◆ TASK ITEM ◆
Write out the following listing's lines from the one with "(3) What is the ionisation energy?" to the one with "(1) 3d⁵ ⁶S_5/2, composition", exactly, with both included and no others.

◆ EXTRACTED MATERIAL ◆
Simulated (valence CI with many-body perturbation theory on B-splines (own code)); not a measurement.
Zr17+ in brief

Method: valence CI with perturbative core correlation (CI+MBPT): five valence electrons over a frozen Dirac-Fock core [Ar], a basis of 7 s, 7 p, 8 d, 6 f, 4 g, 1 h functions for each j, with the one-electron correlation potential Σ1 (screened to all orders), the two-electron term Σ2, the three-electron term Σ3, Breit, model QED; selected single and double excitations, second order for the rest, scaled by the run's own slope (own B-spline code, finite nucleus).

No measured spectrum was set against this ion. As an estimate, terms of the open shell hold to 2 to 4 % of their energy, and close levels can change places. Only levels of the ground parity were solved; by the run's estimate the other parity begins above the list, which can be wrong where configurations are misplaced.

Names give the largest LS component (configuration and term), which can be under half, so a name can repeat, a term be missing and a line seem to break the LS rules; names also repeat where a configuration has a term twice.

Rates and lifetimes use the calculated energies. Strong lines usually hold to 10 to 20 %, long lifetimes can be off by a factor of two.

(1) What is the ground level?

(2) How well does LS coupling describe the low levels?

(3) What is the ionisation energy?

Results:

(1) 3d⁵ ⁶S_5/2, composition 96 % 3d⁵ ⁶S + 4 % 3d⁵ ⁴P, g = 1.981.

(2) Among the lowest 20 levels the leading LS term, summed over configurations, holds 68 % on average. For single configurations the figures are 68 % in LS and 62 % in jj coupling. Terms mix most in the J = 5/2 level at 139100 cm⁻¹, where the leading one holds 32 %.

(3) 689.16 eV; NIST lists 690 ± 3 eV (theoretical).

◆ REPLY ◆
(3) What is the ionisation energy?

Results:

(1) 3d⁵ ⁶S_5/2, composition 96 % 3d⁵ ⁶S + 4 % 3d⁵ ⁴P, g = 1.981.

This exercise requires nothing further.